**Requirement**
For the listing below, output exactly the lines from the line with "6.198 | 39.96 |" up to and including the line with "All runs of", and no other lines.

**Listed records**
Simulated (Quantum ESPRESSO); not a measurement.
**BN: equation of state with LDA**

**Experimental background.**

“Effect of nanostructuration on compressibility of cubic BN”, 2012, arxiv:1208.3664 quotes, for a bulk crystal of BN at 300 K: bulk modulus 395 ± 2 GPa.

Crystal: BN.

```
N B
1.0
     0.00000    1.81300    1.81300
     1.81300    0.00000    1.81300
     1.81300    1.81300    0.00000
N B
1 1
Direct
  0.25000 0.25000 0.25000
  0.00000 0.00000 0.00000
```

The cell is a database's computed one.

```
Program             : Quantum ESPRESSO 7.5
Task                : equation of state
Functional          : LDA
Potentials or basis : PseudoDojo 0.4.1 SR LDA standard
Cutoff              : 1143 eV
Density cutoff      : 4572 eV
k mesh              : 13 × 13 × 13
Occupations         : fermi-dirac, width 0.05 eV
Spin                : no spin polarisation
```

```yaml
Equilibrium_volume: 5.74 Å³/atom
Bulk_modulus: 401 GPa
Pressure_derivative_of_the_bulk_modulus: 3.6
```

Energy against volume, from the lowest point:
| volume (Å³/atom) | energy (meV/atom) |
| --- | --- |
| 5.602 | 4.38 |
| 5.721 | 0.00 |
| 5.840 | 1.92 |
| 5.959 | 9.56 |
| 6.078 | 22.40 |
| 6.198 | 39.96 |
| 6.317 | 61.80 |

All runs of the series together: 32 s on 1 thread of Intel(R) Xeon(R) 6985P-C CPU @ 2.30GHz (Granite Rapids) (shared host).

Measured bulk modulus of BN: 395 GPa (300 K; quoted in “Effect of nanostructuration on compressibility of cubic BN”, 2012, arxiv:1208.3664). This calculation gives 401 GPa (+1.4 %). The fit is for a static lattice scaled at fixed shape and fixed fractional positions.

**Task result**
| 6.198 | 39.96 |
| 6.317 | 61.80 |

All runs of the series together: 32 s on 1 thread of Intel(R) Xeon(R) 6985P-C CPU @ 2.30GHz (Granite Rapids) (shared host).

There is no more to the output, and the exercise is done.